WORK REQUEST
Leave no line out. Transcribe the whole listing exactly.

# # # #
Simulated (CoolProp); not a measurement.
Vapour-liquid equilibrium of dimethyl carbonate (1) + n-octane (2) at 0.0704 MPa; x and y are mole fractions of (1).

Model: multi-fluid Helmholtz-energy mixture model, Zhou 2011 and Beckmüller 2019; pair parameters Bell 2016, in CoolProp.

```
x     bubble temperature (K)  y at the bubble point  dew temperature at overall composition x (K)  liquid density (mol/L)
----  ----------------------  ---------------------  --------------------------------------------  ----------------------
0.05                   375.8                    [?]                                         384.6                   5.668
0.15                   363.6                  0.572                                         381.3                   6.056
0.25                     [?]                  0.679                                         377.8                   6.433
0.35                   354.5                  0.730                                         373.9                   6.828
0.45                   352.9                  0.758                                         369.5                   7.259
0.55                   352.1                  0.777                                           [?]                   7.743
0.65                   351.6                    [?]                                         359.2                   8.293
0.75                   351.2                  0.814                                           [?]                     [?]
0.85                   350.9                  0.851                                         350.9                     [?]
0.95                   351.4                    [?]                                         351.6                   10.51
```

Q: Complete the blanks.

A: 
# # # #

TASK ANSWER
Simulated (CoolProp); not a measurement.
Vapour-liquid equilibrium of dimethyl carbonate (1) + n-octane (2) at 0.0704 MPa; x and y are mole fractions of (1).

Model: multi-fluid Helmholtz-energy mixture model, Zhou 2011 and Beckmüller 2019; pair parameters Bell 2016, in CoolProp.

```
x     bubble temperature (K)  y at the bubble point  dew temperature at overall composition x (K)  liquid density (mol/L)
----  ----------------------  ---------------------  --------------------------------------------  ----------------------
0.05                   375.8                    [?]                                         384.6                   5.668
0.15                   363.6                  0.572                                         381.3                   6.056
0.25                     [?]                  0.679                                         377.8                   6.433
0.35                   354.5                  0.730                                         373.9                   6.828
0.45                   352.9                  0.758                                         369.5                   7.259
0.55                   352.1                  0.777                                           [?]                   7.743
0.65                   351.6                    [?]                                         359.2                   8.293
0.75                   351.2                  0.814                                           [?]                     [?]
0.85                   350.9                  0.851                                         350.9                     [?]
0.95                   351.4                    [?]                                         351.6                   10.51
```

Q: Complete the blanks.

A: 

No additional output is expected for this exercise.